REQUIREMENT
The full set of entries below needs to be written out exactly.

*** PROVIDED INFORMATION ***

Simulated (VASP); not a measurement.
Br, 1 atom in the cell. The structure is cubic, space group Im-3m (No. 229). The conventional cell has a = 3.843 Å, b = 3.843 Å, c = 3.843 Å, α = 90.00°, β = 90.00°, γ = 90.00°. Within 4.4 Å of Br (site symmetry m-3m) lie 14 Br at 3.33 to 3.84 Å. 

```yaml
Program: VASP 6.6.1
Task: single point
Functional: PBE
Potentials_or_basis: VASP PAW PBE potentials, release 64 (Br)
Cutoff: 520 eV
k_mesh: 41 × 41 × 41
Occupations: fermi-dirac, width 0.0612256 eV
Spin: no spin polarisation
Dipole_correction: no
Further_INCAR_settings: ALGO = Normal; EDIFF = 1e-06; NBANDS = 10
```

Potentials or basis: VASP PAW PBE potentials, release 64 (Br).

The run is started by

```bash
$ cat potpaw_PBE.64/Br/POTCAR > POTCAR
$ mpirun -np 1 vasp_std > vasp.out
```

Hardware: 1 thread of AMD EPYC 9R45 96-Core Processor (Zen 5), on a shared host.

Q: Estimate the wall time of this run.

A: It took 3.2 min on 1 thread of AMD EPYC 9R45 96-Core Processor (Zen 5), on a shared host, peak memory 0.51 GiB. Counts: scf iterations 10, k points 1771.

*** End of PROVIDED INFORMATION ***

RESULT
Simulated (VASP); not a measurement.
Br, 1 atom in the cell. The structure is cubic, space group Im-3m (No. 229). The conventional cell has a = 3.843 Å, b = 3.843 Å, c = 3.843 Å, α = 90.00°, β = 90.00°, γ = 90.00°. Within 4.4 Å of Br (site symmetry m-3m) lie 14 Br at 3.33 to 3.84 Å. 

```yaml
Program: VASP 6.6.1
Task: single point
Functional: PBE
Potentials_or_basis: VASP PAW PBE potentials, release 64 (Br)
Cutoff: 520 eV
k_mesh: 41 × 41 × 41
Occupations: fermi-dirac, width 0.0612256 eV
Spin: no spin polarisation
Dipole_correction: no
Further_INCAR_settings: ALGO = Normal; EDIFF = 1e-06; NBANDS = 10
```

Potentials or basis: VASP PAW PBE potentials, release 64 (Br).

The run is started by

```bash
$ cat potpaw_PBE.64/Br/POTCAR > POTCAR
$ mpirun -np 1 vasp_std > vasp.out
```

Hardware: 1 thread of AMD EPYC 9R45 96-Core Processor (Zen 5), on a shared host.

Q: Estimate the wall time of this run.

A: It took 3.2 min on 1 thread of AMD EPYC 9R45 96-Core Processor (Zen 5), on a shared host, peak memory 0.51 GiB. Counts: scf iterations 10, k points 1771.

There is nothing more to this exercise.